(Data provided begins)

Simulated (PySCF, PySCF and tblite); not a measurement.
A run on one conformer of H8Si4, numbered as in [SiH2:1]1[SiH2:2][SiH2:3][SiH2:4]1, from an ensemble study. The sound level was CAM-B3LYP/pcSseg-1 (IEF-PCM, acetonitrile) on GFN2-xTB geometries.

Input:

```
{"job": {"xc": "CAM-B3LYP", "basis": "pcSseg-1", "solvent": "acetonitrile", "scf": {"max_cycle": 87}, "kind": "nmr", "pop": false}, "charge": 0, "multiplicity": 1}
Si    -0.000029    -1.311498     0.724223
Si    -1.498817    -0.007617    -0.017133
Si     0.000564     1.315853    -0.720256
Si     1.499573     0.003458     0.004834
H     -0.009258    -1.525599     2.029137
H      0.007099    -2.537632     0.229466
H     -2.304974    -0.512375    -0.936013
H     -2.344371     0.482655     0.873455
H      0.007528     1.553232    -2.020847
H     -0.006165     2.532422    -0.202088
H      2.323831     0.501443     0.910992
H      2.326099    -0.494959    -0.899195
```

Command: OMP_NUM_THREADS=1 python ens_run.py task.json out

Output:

(Data provided ends)

### Work instruction
Each entry in the data should be restated exactly as it was written.

### Answer section
Simulated (PySCF, PySCF and tblite); not a measurement.
A run on one conformer of H8Si4, numbered as in [SiH2:1]1[SiH2:2][SiH2:3][SiH2:4]1, from an ensemble study. The sound level was CAM-B3LYP/pcSseg-1 (IEF-PCM, acetonitrile) on GFN2-xTB geometries.

Input:

```
{"job": {"xc": "CAM-B3LYP", "basis": "pcSseg-1", "solvent": "acetonitrile", "scf": {"max_cycle": 87}, "kind": "nmr", "pop": false}, "charge": 0, "multiplicity": 1}
Si    -0.000029    -1.311498     0.724223
Si    -1.498817    -0.007617    -0.017133
Si     0.000564     1.315853    -0.720256
Si     1.499573     0.003458     0.004834
H     -0.009258    -1.525599     2.029137
H      0.007099    -2.537632     0.229466
H     -2.304974    -0.512375    -0.936013
H     -2.344371     0.482655     0.873455
H      0.007528     1.553232    -2.020847
H     -0.006165     2.532422    -0.202088
H      2.323831     0.501443     0.910992
H      2.326099    -0.494959    -0.899195
```

Command: OMP_NUM_THREADS=1 python ens_run.py task.json out

Output:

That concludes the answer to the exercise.